- EXERCISE: Output, without any change, the listing below from its opening line up to and including the line with "Quantity: vertical ionisation".

- EXCERPTED RECORDS:

--------------------

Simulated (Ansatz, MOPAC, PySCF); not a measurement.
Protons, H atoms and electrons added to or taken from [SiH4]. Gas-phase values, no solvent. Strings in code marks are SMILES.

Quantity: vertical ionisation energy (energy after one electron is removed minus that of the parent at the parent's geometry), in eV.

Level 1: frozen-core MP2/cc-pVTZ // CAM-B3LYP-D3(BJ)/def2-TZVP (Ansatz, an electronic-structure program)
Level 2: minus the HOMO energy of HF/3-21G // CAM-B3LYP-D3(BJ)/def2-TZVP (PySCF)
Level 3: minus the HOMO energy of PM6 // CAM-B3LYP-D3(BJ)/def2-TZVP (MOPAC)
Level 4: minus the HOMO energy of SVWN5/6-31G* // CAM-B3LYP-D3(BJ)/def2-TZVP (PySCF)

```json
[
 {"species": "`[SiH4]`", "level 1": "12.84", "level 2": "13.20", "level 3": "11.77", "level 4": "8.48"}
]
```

--------------------

- EXERCISE ANSWER:
Simulated (Ansatz, MOPAC, PySCF); not a measurement.
Protons, H atoms and electrons added to or taken from [SiH4]. Gas-phase values, no solvent. Strings in code marks are SMILES.

Quantity: vertical ionisation energy (energy after one electron is removed minus that of the parent at the parent's geometry), in eV.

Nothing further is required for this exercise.